* **ACTION ITEM**
Copy the records below in full, changing no character.

* **DATA EXCERPTS**

++++

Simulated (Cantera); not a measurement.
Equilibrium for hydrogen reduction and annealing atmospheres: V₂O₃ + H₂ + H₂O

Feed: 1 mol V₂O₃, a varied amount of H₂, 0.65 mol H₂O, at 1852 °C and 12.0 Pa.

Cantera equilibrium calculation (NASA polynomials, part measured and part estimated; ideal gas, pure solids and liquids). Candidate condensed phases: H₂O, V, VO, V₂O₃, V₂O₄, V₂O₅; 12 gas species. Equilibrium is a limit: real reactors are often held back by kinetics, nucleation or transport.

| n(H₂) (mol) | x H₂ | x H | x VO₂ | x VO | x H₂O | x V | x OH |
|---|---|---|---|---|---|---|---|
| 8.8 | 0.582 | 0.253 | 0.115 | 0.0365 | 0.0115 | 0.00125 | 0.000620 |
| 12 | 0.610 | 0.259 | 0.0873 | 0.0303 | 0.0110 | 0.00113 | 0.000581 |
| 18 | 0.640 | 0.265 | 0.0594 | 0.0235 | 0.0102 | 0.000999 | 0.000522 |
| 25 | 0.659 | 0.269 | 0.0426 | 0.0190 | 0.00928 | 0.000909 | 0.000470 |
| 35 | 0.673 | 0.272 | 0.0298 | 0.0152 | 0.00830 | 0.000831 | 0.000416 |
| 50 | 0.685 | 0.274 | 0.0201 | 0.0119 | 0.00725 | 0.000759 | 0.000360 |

++++

* **SOLUTION**
Simulated (Cantera); not a measurement.
Equilibrium for hydrogen reduction and annealing atmospheres: V₂O₃ + H₂ + H₂O

Feed: 1 mol V₂O₃, a varied amount of H₂, 0.65 mol H₂O, at 1852 °C and 12.0 Pa.

Cantera equilibrium calculation (NASA polynomials, part measured and part estimated; ideal gas, pure solids and liquids). Candidate condensed phases: H₂O, V, VO, V₂O₃, V₂O₄, V₂O₅; 12 gas species. Equilibrium is a limit: real reactors are often held back by kinetics, nucleation or transport.

| n(H₂) (mol) | x H₂ | x H | x VO₂ | x VO | x H₂O | x V | x OH |
|---|---|---|---|---|---|---|---|
| 8.8 | 0.582 | 0.253 | 0.115 | 0.0365 | 0.0115 | 0.00125 | 0.000620 |
| 12 | 0.610 | 0.259 | 0.0873 | 0.0303 | 0.0110 | 0.00113 | 0.000581 |
| 18 | 0.640 | 0.265 | 0.0594 | 0.0235 | 0.0102 | 0.000999 | 0.000522 |
| 25 | 0.659 | 0.269 | 0.0426 | 0.0190 | 0.00928 | 0.000909 | 0.000470 |
| 35 | 0.673 | 0.272 | 0.0298 | 0.0152 | 0.00830 | 0.000831 | 0.000416 |
| 50 | 0.685 | 0.274 | 0.0201 | 0.0119 | 0.00725 | 0.000759 | 0.000360 |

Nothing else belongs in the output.